##### DATASET CONTENT
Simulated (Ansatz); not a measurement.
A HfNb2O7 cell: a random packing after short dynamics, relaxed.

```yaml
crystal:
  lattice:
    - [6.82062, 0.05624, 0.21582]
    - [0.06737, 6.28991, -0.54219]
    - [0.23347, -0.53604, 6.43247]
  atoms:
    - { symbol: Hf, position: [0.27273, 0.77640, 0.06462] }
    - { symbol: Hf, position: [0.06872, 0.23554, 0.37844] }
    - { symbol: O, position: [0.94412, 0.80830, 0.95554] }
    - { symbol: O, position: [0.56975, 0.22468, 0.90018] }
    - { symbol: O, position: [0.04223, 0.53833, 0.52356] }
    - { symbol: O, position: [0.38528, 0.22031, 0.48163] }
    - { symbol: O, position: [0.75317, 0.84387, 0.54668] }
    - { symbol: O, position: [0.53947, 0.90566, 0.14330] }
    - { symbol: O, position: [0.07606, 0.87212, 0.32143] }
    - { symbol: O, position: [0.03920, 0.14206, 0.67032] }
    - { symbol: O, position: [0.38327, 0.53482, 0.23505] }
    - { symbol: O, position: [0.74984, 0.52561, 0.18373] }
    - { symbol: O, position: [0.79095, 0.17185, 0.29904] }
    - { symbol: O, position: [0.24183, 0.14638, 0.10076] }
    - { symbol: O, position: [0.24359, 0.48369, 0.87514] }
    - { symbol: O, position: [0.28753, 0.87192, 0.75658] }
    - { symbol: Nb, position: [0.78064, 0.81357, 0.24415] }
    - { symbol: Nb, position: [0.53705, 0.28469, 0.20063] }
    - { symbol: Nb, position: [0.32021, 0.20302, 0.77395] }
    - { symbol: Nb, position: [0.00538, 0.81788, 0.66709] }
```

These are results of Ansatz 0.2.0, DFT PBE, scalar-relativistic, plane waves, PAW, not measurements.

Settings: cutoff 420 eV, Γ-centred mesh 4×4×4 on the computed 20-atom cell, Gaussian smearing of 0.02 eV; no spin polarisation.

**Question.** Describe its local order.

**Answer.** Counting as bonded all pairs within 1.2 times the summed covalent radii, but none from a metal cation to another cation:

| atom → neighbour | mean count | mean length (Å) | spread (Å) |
##########

### ACTION ITEM
From the first line of the data above through the line containing "Settings: cutoff 420", set each line down again exactly; include both ends and omit everything else.

### TASK SOLUTION
Simulated (Ansatz); not a measurement.
A HfNb2O7 cell: a random packing after short dynamics, relaxed.

```yaml
crystal:
  lattice:
    - [6.82062, 0.05624, 0.21582]
    - [0.06737, 6.28991, -0.54219]
    - [0.23347, -0.53604, 6.43247]
  atoms:
    - { symbol: Hf, position: [0.27273, 0.77640, 0.06462] }
    - { symbol: Hf, position: [0.06872, 0.23554, 0.37844] }
    - { symbol: O, position: [0.94412, 0.80830, 0.95554] }
    - { symbol: O, position: [0.56975, 0.22468, 0.90018] }
    - { symbol: O, position: [0.04223, 0.53833, 0.52356] }
    - { symbol: O, position: [0.38528, 0.22031, 0.48163] }
    - { symbol: O, position: [0.75317, 0.84387, 0.54668] }
    - { symbol: O, position: [0.53947, 0.90566, 0.14330] }
    - { symbol: O, position: [0.07606, 0.87212, 0.32143] }
    - { symbol: O, position: [0.03920, 0.14206, 0.67032] }
    - { symbol: O, position: [0.38327, 0.53482, 0.23505] }
    - { symbol: O, position: [0.74984, 0.52561, 0.18373] }
    - { symbol: O, position: [0.79095, 0.17185, 0.29904] }
    - { symbol: O, position: [0.24183, 0.14638, 0.10076] }
    - { symbol: O, position: [0.24359, 0.48369, 0.87514] }
    - { symbol: O, position: [0.28753, 0.87192, 0.75658] }
    - { symbol: Nb, position: [0.78064, 0.81357, 0.24415] }
    - { symbol: Nb, position: [0.53705, 0.28469, 0.20063] }
    - { symbol: Nb, position: [0.32021, 0.20302, 0.77395] }
    - { symbol: Nb, position: [0.00538, 0.81788, 0.66709] }
```

These are results of Ansatz 0.2.0, DFT PBE, scalar-relativistic, plane waves, PAW, not measurements.

Settings: cutoff 420 eV, Γ-centred mesh 4×4×4 on the computed 20-atom cell, Gaussian smearing of 0.02 eV; no spin polarisation.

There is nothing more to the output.